## BRIEF
Write each entry down again precisely, skipping nothing.

## RECORD EXCERPTS
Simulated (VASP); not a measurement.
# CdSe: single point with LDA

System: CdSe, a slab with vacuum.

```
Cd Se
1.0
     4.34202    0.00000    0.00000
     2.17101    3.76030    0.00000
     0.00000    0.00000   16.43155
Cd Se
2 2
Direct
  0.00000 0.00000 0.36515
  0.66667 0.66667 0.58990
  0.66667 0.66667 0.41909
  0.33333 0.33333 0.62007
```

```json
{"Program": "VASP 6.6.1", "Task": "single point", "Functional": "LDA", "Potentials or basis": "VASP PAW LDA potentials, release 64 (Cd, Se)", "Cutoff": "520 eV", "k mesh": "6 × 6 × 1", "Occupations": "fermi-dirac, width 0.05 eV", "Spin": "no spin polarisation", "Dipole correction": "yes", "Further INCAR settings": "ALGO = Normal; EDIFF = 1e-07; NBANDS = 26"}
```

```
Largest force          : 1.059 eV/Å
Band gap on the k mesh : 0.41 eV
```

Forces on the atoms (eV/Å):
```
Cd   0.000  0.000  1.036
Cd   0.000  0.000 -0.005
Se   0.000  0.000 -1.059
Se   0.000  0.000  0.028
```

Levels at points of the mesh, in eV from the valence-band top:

## RESPONSE BOX
Simulated (VASP); not a measurement.
# CdSe: single point with LDA

System: CdSe, a slab with vacuum.

```
Cd Se
1.0
     4.34202    0.00000    0.00000
     2.17101    3.76030    0.00000
     0.00000    0.00000   16.43155
Cd Se
2 2
Direct
  0.00000 0.00000 0.36515
  0.66667 0.66667 0.58990
  0.66667 0.66667 0.41909
  0.33333 0.33333 0.62007
```

```json
{"Program": "VASP 6.6.1", "Task": "single point", "Functional": "LDA", "Potentials or basis": "VASP PAW LDA potentials, release 64 (Cd, Se)", "Cutoff": "520 eV", "k mesh": "6 × 6 × 1", "Occupations": "fermi-dirac, width 0.05 eV", "Spin": "no spin polarisation", "Dipole correction": "yes", "Further INCAR settings": "ALGO = Normal; EDIFF = 1e-07; NBANDS = 26"}
```

```
Largest force          : 1.059 eV/Å
Band gap on the k mesh : 0.41 eV
```

Forces on the atoms (eV/Å):
```
Cd   0.000  0.000  1.036
Cd   0.000  0.000 -0.005
Se   0.000  0.000 -1.059
Se   0.000  0.000  0.028
```

Levels at points of the mesh, in eV from the valence-band top:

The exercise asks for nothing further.